> WORK INSTRUCTION: The full set of entries, reproduced exactly, is the expected answer.

===

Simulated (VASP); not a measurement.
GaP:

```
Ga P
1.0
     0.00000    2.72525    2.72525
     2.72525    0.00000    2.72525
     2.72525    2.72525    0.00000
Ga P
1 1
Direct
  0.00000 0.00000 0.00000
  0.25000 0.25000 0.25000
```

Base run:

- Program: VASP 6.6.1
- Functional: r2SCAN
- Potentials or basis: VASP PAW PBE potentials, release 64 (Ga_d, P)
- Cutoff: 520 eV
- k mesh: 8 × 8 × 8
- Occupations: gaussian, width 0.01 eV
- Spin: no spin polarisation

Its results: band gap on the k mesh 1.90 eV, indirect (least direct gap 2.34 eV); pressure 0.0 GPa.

===

> EXERCISE RESULT:
Simulated (VASP); not a measurement.
GaP:

```
Ga P
1.0
     0.00000    2.72525    2.72525
     2.72525    0.00000    2.72525
     2.72525    2.72525    0.00000
Ga P
1 1
Direct
  0.00000 0.00000 0.00000
  0.25000 0.25000 0.25000
```

Base run:

- Program: VASP 6.6.1
- Functional: r2SCAN
- Potentials or basis: VASP PAW PBE potentials, release 64 (Ga_d, P)
- Cutoff: 520 eV
- k mesh: 8 × 8 × 8
- Occupations: gaussian, width 0.01 eV
- Spin: no spin polarisation

Its results: band gap on the k mesh 1.90 eV, indirect (least direct gap 2.34 eV); pressure 0.0 GPa.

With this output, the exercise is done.